(Data to examine)

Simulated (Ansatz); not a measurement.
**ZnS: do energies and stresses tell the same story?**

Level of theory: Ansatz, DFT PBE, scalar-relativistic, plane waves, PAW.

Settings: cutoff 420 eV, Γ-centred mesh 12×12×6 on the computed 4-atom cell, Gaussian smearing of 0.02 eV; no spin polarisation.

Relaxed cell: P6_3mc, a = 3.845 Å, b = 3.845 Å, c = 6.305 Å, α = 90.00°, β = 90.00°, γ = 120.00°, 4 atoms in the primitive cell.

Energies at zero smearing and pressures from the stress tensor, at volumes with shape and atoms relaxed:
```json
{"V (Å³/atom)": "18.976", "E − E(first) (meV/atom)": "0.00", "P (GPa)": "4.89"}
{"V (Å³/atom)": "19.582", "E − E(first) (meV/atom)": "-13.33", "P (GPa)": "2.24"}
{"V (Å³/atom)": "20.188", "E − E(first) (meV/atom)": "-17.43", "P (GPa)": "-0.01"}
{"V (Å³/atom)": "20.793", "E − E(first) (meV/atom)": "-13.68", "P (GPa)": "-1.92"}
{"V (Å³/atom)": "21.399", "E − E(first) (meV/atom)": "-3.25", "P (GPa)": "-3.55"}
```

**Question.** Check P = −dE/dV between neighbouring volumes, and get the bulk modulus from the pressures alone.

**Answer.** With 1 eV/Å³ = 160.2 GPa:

(End Data to examine)

= Work task =
Find "Relaxed cell: P6_3mc, a" in the entries above and copy that whole line exactly, then each line after it through the line that contains "the pressures alone.".

= Task response =
Relaxed cell: P6_3mc, a = 3.845 Å, b = 3.845 Å, c = 6.305 Å, α = 90.00°, β = 90.00°, γ = 120.00°, 4 atoms in the primitive cell.

Energies at zero smearing and pressures from the stress tensor, at volumes with shape and atoms relaxed:
```json
{"V (Å³/atom)": "18.976", "E − E(first) (meV/atom)": "0.00", "P (GPa)": "4.89"}
{"V (Å³/atom)": "19.582", "E − E(first) (meV/atom)": "-13.33", "P (GPa)": "2.24"}
{"V (Å³/atom)": "20.188", "E − E(first) (meV/atom)": "-17.43", "P (GPa)": "-0.01"}
{"V (Å³/atom)": "20.793", "E − E(first) (meV/atom)": "-13.68", "P (GPa)": "-1.92"}
{"V (Å³/atom)": "21.399", "E − E(first) (meV/atom)": "-3.25", "P (GPa)": "-3.55"}
```

**Question.** Check P = −dE/dV between neighbouring volumes, and get the bulk modulus from the pressures alone.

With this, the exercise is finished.